=== Assignment ===
Lines from the first one down to the one containing "SMILES with atom" in the data below are the only ones needed; please return them exactly, both ends included.

━━━━━━━━━━━━━━━━

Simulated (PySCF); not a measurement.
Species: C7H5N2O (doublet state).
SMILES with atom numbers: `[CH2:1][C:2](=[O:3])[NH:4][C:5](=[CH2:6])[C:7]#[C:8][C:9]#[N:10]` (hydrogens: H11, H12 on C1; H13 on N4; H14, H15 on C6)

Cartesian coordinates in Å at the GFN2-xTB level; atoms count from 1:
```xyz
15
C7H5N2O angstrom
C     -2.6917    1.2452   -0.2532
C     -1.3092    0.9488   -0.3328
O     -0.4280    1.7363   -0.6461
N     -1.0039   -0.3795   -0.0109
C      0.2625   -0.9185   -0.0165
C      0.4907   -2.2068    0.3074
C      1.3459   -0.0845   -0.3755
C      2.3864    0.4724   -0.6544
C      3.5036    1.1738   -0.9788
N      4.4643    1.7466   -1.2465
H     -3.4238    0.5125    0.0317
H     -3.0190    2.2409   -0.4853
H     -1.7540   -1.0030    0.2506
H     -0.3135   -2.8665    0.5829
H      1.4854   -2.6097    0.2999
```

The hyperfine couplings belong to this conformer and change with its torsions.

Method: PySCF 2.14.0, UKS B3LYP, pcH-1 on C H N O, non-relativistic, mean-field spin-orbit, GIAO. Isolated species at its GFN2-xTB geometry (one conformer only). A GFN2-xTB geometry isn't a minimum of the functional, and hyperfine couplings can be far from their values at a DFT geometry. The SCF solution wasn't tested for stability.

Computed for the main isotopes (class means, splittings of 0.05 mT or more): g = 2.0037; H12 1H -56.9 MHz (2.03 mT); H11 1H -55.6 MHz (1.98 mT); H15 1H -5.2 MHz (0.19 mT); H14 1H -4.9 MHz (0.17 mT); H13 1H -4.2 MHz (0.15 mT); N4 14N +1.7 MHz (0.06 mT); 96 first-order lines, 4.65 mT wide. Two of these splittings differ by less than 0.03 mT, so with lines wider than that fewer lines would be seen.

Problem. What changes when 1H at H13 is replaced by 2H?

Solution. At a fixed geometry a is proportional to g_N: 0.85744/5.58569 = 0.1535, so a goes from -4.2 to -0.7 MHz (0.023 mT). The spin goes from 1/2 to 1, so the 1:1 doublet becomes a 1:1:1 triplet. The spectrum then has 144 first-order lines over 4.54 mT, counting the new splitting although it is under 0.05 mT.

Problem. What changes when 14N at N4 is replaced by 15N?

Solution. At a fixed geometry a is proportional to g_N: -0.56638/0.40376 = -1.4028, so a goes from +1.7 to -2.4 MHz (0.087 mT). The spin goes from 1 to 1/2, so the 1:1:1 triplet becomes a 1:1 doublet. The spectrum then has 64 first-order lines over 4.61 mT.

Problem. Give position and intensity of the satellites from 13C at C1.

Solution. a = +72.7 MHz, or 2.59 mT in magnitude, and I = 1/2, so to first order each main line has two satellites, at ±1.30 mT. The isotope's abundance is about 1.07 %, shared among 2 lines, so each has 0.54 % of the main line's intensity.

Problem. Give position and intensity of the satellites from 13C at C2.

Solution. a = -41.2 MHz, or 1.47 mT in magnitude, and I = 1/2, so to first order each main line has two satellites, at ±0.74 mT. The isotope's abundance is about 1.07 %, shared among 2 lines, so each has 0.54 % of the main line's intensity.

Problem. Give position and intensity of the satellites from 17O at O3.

━━━━━━━━━━━━━━━━

=== Solution ===
Simulated (PySCF); not a measurement.
Species: C7H5N2O (doublet state).
SMILES with atom numbers: `[CH2:1][C:2](=[O:3])[NH:4][C:5](=[CH2:6])[C:7]#[C:8][C:9]#[N:10]` (hydrogens: H11, H12 on C1; H13 on N4; H14, H15 on C6)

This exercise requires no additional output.